Only the lines below, from the one with "Alike in all" through the one with "the run's occupations.", are to be written out, exactly.

☆ ☆ ☆ ☆ ☆
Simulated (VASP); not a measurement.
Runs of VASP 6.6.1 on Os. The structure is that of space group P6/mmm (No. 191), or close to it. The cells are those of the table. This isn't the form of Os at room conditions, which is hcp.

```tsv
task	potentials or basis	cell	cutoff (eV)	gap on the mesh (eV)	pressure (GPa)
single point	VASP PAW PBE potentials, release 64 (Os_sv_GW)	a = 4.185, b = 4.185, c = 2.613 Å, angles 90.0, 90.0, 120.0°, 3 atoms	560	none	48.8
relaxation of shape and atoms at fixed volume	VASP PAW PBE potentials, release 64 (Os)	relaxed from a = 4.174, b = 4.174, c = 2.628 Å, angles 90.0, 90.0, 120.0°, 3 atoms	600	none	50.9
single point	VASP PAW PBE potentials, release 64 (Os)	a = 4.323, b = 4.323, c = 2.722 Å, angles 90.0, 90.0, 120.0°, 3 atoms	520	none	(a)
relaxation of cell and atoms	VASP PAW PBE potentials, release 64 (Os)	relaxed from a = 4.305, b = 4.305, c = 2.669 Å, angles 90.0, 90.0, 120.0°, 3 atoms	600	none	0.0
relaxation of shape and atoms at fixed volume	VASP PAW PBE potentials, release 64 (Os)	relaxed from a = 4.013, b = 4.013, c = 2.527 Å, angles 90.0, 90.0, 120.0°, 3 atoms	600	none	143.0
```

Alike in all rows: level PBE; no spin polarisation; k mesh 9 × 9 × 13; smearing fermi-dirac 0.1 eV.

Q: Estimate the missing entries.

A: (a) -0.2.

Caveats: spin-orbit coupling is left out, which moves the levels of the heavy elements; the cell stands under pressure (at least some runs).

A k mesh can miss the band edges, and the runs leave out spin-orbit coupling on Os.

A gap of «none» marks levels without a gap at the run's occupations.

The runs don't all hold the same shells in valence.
☆ ☆ ☆ ☆ ☆

→ Response:
Alike in all rows: level PBE; no spin polarisation; k mesh 9 × 9 × 13; smearing fermi-dirac 0.1 eV.

Q: Estimate the missing entries.

A: (a) -0.2.

Caveats: spin-orbit coupling is left out, which moves the levels of the heavy elements; the cell stands under pressure (at least some runs).

A k mesh can miss the band edges, and the runs leave out spin-orbit coupling on Os.

A gap of «none» marks levels without a gap at the run's occupations.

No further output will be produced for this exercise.